_DATA PROVIDED:_
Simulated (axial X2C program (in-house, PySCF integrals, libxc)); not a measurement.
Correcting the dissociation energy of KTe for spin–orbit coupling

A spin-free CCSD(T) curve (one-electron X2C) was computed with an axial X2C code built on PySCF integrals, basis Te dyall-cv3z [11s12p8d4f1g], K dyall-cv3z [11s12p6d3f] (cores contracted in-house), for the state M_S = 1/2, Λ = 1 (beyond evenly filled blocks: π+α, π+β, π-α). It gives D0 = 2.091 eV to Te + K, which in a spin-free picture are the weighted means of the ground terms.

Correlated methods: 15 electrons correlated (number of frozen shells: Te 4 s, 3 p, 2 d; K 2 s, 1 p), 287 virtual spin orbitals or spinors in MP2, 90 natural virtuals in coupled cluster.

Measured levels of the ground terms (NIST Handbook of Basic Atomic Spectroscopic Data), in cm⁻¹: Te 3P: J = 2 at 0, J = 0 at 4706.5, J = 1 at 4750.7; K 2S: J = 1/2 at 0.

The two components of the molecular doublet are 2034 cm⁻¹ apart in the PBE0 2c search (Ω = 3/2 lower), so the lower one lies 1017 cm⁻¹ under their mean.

_ASSIGNMENT:_ Restate the full material word for word.

_EXPECTED ANSWER:_
Simulated (axial X2C program (in-house, PySCF integrals, libxc)); not a measurement.
Correcting the dissociation energy of KTe for spin–orbit coupling

A spin-free CCSD(T) curve (one-electron X2C) was computed with an axial X2C code built on PySCF integrals, basis Te dyall-cv3z [11s12p8d4f1g], K dyall-cv3z [11s12p6d3f] (cores contracted in-house), for the state M_S = 1/2, Λ = 1 (beyond evenly filled blocks: π+α, π+β, π-α). It gives D0 = 2.091 eV to Te + K, which in a spin-free picture are the weighted means of the ground terms.

Correlated methods: 15 electrons correlated (number of frozen shells: Te 4 s, 3 p, 2 d; K 2 s, 1 p), 287 virtual spin orbitals or spinors in MP2, 90 natural virtuals in coupled cluster.

Measured levels of the ground terms (NIST Handbook of Basic Atomic Spectroscopic Data), in cm⁻¹: Te 3P: J = 2 at 0, J = 0 at 4706.5, J = 1 at 4750.7; K 2S: J = 1/2 at 0.

The two components of the molecular doublet are 2034 cm⁻¹ apart in the PBE0 2c search (Ω = 3/2 lower), so the lower one lies 1017 cm⁻¹ under their mean.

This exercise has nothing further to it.